**Data provided:**
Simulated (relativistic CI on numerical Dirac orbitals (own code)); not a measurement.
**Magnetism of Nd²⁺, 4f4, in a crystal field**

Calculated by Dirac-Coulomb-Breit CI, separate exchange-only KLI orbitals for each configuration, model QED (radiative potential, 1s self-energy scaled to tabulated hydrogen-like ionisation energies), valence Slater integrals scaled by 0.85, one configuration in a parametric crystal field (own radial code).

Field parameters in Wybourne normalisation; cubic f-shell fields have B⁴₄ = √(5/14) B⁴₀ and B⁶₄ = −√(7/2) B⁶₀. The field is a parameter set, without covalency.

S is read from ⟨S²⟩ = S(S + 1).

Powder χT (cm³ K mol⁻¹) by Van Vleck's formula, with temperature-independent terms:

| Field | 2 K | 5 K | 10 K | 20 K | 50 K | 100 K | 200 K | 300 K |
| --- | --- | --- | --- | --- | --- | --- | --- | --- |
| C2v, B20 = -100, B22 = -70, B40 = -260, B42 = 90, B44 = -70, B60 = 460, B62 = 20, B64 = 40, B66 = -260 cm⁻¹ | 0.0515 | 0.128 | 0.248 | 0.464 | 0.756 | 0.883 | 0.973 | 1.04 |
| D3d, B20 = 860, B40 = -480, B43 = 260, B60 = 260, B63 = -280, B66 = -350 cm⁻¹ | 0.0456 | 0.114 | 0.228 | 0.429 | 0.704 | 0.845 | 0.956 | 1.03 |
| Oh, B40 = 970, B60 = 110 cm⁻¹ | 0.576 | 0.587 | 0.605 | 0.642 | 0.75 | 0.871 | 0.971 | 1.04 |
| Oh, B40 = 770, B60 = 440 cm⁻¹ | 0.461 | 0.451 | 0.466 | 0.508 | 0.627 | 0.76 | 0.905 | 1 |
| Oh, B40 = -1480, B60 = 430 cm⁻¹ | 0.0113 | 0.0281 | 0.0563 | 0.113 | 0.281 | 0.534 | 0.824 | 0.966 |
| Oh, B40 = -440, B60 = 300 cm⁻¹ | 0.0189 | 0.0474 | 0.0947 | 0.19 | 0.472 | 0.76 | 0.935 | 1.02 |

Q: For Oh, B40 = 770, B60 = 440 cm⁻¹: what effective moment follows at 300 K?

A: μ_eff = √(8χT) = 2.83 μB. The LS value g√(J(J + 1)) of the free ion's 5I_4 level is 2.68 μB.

**Work request:** Restate word for word the lines above, beginning at the first one and ending at the line that carries "S is read from ⟨S²⟩ = S(S + 1).".

**Task result:**
Simulated (relativistic CI on numerical Dirac orbitals (own code)); not a measurement.
**Magnetism of Nd²⁺, 4f4, in a crystal field**

Calculated by Dirac-Coulomb-Breit CI, separate exchange-only KLI orbitals for each configuration, model QED (radiative potential, 1s self-energy scaled to tabulated hydrogen-like ionisation energies), valence Slater integrals scaled by 0.85, one configuration in a parametric crystal field (own radial code).

Field parameters in Wybourne normalisation; cubic f-shell fields have B⁴₄ = √(5/14) B⁴₀ and B⁶₄ = −√(7/2) B⁶₀. The field is a parameter set, without covalency.

S is read from ⟨S²⟩ = S(S + 1).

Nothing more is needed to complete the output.